GIVEN ENTRIES |
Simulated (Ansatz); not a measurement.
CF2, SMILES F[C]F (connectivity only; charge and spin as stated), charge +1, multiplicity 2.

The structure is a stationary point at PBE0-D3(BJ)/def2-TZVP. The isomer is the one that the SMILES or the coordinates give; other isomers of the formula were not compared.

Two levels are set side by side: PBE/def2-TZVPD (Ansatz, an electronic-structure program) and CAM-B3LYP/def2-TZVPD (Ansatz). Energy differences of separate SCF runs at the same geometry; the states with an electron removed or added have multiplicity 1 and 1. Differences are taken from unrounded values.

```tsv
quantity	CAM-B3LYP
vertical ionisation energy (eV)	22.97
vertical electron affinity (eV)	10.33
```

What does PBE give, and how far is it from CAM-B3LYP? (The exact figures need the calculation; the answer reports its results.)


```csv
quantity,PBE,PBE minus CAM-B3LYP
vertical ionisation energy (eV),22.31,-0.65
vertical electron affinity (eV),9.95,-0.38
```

BRIEF | Set down every entry exactly as it appears.

TASK SOLUTION |
Simulated (Ansatz); not a measurement.
CF2, SMILES F[C]F (connectivity only; charge and spin as stated), charge +1, multiplicity 2.

The structure is a stationary point at PBE0-D3(BJ)/def2-TZVP. The isomer is the one that the SMILES or the coordinates give; other isomers of the formula were not compared.

Two levels are set side by side: PBE/def2-TZVPD (Ansatz, an electronic-structure program) and CAM-B3LYP/def2-TZVPD (Ansatz). Energy differences of separate SCF runs at the same geometry; the states with an electron removed or added have multiplicity 1 and 1. Differences are taken from unrounded values.

```tsv
quantity	CAM-B3LYP
vertical ionisation energy (eV)	22.97
vertical electron affinity (eV)	10.33
```

What does PBE give, and how far is it from CAM-B3LYP? (The exact figures need the calculation; the answer reports its results.)


```csv
quantity,PBE,PBE minus CAM-B3LYP
vertical ionisation energy (eV),22.31,-0.65
vertical electron affinity (eV),9.95,-0.38
```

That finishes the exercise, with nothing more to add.